- Data for analysis -
--------------------------------

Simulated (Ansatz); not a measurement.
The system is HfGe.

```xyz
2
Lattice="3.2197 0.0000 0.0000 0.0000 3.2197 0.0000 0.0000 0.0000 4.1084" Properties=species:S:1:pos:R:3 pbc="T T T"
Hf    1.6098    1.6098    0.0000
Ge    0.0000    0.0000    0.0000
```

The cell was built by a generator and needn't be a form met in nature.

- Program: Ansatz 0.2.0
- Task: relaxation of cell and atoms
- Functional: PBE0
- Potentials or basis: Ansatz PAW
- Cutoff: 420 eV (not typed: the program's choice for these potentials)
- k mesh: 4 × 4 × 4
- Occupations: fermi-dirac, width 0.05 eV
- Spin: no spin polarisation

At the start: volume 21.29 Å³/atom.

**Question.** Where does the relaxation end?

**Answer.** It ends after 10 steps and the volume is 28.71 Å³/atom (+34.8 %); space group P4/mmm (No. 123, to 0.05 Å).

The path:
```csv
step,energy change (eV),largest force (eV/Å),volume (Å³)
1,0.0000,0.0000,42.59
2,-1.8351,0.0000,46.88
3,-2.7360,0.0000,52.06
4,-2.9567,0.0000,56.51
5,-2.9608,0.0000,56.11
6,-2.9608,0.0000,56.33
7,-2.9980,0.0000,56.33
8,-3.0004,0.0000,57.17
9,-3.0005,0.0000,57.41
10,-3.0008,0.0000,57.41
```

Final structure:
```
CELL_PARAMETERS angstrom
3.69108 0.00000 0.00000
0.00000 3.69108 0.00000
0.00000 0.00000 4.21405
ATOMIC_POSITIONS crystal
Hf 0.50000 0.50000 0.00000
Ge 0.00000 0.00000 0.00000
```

--------------------------------

- Work request -
Reply by returning the full set of records above exactly.

- Answer area -
Simulated (Ansatz); not a measurement.
The system is HfGe.

```xyz
2
Lattice="3.2197 0.0000 0.0000 0.0000 3.2197 0.0000 0.0000 0.0000 4.1084" Properties=species:S:1:pos:R:3 pbc="T T T"
Hf    1.6098    1.6098    0.0000
Ge    0.0000    0.0000    0.0000
```

The cell was built by a generator and needn't be a form met in nature.

- Program: Ansatz 0.2.0
- Task: relaxation of cell and atoms
- Functional: PBE0
- Potentials or basis: Ansatz PAW
- Cutoff: 420 eV (not typed: the program's choice for these potentials)
- k mesh: 4 × 4 × 4
- Occupations: fermi-dirac, width 0.05 eV
- Spin: no spin polarisation

At the start: volume 21.29 Å³/atom.

**Question.** Where does the relaxation end?

**Answer.** It ends after 10 steps and the volume is 28.71 Å³/atom (+34.8 %); space group P4/mmm (No. 123, to 0.05 Å).

The path:
```csv
step,energy change (eV),largest force (eV/Å),volume (Å³)
1,0.0000,0.0000,42.59
2,-1.8351,0.0000,46.88
3,-2.7360,0.0000,52.06
4,-2.9567,0.0000,56.51
5,-2.9608,0.0000,56.11
6,-2.9608,0.0000,56.33
7,-2.9980,0.0000,56.33
8,-3.0004,0.0000,57.17
9,-3.0005,0.0000,57.41
10,-3.0008,0.0000,57.41
```

Final structure:
```
CELL_PARAMETERS angstrom
3.69108 0.00000 0.00000
0.00000 3.69108 0.00000
0.00000 0.00000 4.21405
ATOMIC_POSITIONS crystal
Hf 0.50000 0.50000 0.00000
Ge 0.00000 0.00000 0.00000
```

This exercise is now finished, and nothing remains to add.